| GIVEN RECORDS |
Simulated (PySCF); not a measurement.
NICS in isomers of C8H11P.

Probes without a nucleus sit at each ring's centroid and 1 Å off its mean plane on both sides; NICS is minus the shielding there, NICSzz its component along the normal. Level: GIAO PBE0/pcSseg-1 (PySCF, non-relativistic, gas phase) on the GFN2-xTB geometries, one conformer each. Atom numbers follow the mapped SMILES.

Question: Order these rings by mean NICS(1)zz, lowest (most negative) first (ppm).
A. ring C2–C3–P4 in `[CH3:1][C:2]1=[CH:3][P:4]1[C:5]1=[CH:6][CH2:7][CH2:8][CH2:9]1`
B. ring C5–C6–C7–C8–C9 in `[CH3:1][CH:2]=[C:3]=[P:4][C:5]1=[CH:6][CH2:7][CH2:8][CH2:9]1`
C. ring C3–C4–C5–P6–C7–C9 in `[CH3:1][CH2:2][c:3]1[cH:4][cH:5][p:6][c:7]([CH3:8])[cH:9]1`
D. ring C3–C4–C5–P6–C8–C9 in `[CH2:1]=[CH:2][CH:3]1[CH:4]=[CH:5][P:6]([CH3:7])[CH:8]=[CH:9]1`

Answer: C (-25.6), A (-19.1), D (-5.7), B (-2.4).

| EXERCISE |
Within the material above, extract exactly the lines that start at the line containing "NICS in isomers of C8H11P." and stop after the line containing "D. ring C3–C4–C5–P6–C8–C9", and only those.

| TASK ANSWER |
NICS in isomers of C8H11P.

Probes without a nucleus sit at each ring's centroid and 1 Å off its mean plane on both sides; NICS is minus the shielding there, NICSzz its component along the normal. Level: GIAO PBE0/pcSseg-1 (PySCF, non-relativistic, gas phase) on the GFN2-xTB geometries, one conformer each. Atom numbers follow the mapped SMILES.

Question: Order these rings by mean NICS(1)zz, lowest (most negative) first (ppm).
A. ring C2–C3–P4 in `[CH3:1][C:2]1=[CH:3][P:4]1[C:5]1=[CH:6][CH2:7][CH2:8][CH2:9]1`
B. ring C5–C6–C7–C8–C9 in `[CH3:1][CH:2]=[C:3]=[P:4][C:5]1=[CH:6][CH2:7][CH2:8][CH2:9]1`
C. ring C3–C4–C5–P6–C7–C9 in `[CH3:1][CH2:2][c:3]1[cH:4][cH:5][p:6][c:7]([CH3:8])[cH:9]1`
D. ring C3–C4–C5–P6–C8–C9 in `[CH2:1]=[CH:2][CH:3]1[CH:4]=[CH:5][P:6]([CH3:7])[CH:8]=[CH:9]1`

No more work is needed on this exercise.